## Extracted records
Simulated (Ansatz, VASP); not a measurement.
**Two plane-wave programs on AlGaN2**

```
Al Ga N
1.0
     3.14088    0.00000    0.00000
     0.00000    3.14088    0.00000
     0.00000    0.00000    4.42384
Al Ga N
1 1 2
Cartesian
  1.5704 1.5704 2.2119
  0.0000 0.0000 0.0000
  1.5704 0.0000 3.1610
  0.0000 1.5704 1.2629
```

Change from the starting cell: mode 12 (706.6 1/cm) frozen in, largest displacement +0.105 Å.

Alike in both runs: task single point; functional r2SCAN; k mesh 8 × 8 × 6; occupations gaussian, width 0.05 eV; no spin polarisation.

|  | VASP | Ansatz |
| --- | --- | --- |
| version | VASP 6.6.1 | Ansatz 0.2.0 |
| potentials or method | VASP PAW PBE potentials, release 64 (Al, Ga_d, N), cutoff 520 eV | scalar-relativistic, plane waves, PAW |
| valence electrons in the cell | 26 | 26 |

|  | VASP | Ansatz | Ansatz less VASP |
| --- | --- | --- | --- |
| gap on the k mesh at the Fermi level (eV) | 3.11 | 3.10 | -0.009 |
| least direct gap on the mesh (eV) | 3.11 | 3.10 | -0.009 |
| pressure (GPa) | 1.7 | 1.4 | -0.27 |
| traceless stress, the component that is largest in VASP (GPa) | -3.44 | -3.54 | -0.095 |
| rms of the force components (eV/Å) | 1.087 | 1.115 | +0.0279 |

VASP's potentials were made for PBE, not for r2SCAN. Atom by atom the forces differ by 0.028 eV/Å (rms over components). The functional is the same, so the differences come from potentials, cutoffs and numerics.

## Required action
Transcribe the lines from the first line of the records through the line that contains "1.4 | -0.27 |", both included, and add nothing else.

## Exercise solution
Simulated (Ansatz, VASP); not a measurement.
**Two plane-wave programs on AlGaN2**

```
Al Ga N
1.0
     3.14088    0.00000    0.00000
     0.00000    3.14088    0.00000
     0.00000    0.00000    4.42384
Al Ga N
1 1 2
Cartesian
  1.5704 1.5704 2.2119
  0.0000 0.0000 0.0000
  1.5704 0.0000 3.1610
  0.0000 1.5704 1.2629
```

Change from the starting cell: mode 12 (706.6 1/cm) frozen in, largest displacement +0.105 Å.

Alike in both runs: task single point; functional r2SCAN; k mesh 8 × 8 × 6; occupations gaussian, width 0.05 eV; no spin polarisation.

|  | VASP | Ansatz |
| --- | --- | --- |
| version | VASP 6.6.1 | Ansatz 0.2.0 |
| potentials or method | VASP PAW PBE potentials, release 64 (Al, Ga_d, N), cutoff 520 eV | scalar-relativistic, plane waves, PAW |
| valence electrons in the cell | 26 | 26 |

|  | VASP | Ansatz | Ansatz less VASP |
| --- | --- | --- | --- |
| gap on the k mesh at the Fermi level (eV) | 3.11 | 3.10 | -0.009 |
| least direct gap on the mesh (eV) | 3.11 | 3.10 | -0.009 |
| pressure (GPa) | 1.7 | 1.4 | -0.27 |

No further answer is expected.